Records supplied
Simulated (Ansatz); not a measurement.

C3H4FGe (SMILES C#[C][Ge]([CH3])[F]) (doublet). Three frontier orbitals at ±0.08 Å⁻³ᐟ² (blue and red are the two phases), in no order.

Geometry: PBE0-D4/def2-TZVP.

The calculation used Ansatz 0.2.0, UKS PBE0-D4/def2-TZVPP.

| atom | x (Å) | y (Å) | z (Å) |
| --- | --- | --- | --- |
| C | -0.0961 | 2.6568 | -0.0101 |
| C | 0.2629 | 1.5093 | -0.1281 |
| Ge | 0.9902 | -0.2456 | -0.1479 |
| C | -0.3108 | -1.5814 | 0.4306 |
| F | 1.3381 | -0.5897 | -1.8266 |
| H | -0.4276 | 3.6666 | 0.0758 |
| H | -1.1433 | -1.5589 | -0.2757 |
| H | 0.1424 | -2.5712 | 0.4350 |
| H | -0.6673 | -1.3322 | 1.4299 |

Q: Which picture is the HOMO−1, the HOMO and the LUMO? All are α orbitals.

Required action
Lines to set down from above: the line with "The calculation used", the line with "-1.3322 | 1.4299 |", and every line between, each exactly as written.

Answer box
The calculation used Ansatz 0.2.0, UKS PBE0-D4/def2-TZVPP.

| atom | x (Å) | y (Å) | z (Å) |
| --- | --- | --- | --- |
| C | -0.0961 | 2.6568 | -0.0101 |
| C | 0.2629 | 1.5093 | -0.1281 |
| Ge | 0.9902 | -0.2456 | -0.1479 |
| C | -0.3108 | -1.5814 | 0.4306 |
| F | 1.3381 | -0.5897 | -1.8266 |
| H | -0.4276 | 3.6666 | 0.0758 |
| H | -1.1433 | -1.5589 | -0.2757 |
| H | 0.1424 | -2.5712 | 0.4350 |
| H | -0.6673 | -1.3322 | 1.4299 |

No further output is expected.